Content starts

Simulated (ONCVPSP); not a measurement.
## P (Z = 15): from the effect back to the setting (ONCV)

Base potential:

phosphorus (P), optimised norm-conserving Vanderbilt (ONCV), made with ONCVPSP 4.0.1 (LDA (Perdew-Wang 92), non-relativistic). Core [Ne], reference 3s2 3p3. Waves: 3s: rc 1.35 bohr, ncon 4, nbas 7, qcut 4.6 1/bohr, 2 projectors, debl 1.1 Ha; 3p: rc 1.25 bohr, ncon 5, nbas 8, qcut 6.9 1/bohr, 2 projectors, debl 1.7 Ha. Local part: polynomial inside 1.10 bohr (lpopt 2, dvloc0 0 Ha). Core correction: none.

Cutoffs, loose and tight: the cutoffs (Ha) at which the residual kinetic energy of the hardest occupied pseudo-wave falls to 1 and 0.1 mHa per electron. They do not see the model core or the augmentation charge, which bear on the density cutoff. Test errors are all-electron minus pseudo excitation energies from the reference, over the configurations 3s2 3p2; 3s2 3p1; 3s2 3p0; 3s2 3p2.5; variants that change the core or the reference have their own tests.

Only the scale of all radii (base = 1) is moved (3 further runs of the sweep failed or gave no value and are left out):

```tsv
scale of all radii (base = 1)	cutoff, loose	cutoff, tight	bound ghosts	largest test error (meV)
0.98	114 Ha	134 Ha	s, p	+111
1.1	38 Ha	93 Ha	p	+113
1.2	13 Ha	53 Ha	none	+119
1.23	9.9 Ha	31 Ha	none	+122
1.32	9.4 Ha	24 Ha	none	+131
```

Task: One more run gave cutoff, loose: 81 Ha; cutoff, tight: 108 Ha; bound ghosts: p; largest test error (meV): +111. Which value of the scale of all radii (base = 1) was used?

Content ends

Exercise: Only certain lines are wanted. Please return exactly those from the top of the data through the line with "phosphorus (P), optimised".

Problem solution:
Simulated (ONCVPSP); not a measurement.
## P (Z = 15): from the effect back to the setting (ONCV)

Base potential:

phosphorus (P), optimised norm-conserving Vanderbilt (ONCV), made with ONCVPSP 4.0.1 (LDA (Perdew-Wang 92), non-relativistic). Core [Ne], reference 3s2 3p3. Waves: 3s: rc 1.35 bohr, ncon 4, nbas 7, qcut 4.6 1/bohr, 2 projectors, debl 1.1 Ha; 3p: rc 1.25 bohr, ncon 5, nbas 8, qcut 6.9 1/bohr, 2 projectors, debl 1.7 Ha. Local part: polynomial inside 1.10 bohr (lpopt 2, dvloc0 0 Ha). Core correction: none.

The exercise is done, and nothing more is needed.